### Given data
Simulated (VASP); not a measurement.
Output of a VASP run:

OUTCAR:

### Work task
Copy exactly the opening line of the material, the line bearing "Output of a", and every line between them. Include nothing else.

### Written solution
Simulated (VASP); not a measurement.
Output of a VASP run:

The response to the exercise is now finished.